BRIEF:
Starting with the first line below, reproduce each line exactly until you have included the one bearing "Alike in both".

:: RAW DATA
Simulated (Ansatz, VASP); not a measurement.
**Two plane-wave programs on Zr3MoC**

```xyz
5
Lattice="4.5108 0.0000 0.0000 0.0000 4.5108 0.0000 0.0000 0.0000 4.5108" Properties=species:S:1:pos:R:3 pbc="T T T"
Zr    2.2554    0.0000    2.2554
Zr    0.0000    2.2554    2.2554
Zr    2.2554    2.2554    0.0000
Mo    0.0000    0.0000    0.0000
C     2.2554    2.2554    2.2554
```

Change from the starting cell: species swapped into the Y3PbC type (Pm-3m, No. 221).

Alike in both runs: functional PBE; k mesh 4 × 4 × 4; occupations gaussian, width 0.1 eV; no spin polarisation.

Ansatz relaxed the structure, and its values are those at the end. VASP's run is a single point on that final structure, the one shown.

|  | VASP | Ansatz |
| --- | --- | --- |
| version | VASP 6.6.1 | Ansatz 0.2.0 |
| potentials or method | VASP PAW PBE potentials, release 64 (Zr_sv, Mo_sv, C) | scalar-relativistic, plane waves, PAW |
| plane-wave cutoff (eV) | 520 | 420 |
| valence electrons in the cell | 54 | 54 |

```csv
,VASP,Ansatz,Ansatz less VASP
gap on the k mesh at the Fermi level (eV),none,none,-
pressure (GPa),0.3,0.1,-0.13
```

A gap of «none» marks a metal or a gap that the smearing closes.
::::

RESPONSE AREA:
Simulated (Ansatz, VASP); not a measurement.
**Two plane-wave programs on Zr3MoC**

```xyz
5
Lattice="4.5108 0.0000 0.0000 0.0000 4.5108 0.0000 0.0000 0.0000 4.5108" Properties=species:S:1:pos:R:3 pbc="T T T"
Zr    2.2554    0.0000    2.2554
Zr    0.0000    2.2554    2.2554
Zr    2.2554    2.2554    0.0000
Mo    0.0000    0.0000    0.0000
C     2.2554    2.2554    2.2554
```

Change from the starting cell: species swapped into the Y3PbC type (Pm-3m, No. 221).

Alike in both runs: functional PBE; k mesh 4 × 4 × 4; occupations gaussian, width 0.1 eV; no spin polarisation.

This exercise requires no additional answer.